+++

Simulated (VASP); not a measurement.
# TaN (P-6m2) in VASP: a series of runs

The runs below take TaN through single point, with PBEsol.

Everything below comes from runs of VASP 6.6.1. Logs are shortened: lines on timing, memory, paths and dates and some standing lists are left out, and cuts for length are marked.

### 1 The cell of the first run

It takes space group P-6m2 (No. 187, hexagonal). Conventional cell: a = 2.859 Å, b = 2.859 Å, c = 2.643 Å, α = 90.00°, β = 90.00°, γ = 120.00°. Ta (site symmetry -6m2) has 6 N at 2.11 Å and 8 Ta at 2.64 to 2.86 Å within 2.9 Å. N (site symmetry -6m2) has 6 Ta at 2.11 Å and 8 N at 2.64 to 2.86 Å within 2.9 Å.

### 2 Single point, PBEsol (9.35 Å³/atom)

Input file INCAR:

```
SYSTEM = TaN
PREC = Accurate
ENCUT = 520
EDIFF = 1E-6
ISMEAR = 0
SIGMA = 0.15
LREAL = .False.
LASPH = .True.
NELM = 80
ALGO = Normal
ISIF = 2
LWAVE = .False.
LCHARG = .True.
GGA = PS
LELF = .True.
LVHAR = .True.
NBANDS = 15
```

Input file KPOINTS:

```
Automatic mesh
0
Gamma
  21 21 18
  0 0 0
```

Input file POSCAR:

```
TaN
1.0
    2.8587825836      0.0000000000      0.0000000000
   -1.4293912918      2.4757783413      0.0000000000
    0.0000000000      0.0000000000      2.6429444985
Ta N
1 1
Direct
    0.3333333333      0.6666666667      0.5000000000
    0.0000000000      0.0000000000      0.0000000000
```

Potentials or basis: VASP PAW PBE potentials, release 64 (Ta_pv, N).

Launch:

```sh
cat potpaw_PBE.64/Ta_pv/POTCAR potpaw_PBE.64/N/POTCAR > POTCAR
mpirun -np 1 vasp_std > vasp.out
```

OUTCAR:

+++

• **ASSIGNMENT**
The line with "### 1 The cell of the first run" marks the end; reproduce exactly every line from the start of the entries up to it, that line included.

• **ANSWER SECTION**
Simulated (VASP); not a measurement.
# TaN (P-6m2) in VASP: a series of runs

The runs below take TaN through single point, with PBEsol.

Everything below comes from runs of VASP 6.6.1. Logs are shortened: lines on timing, memory, paths and dates and some standing lists are left out, and cuts for length are marked.

### 1 The cell of the first run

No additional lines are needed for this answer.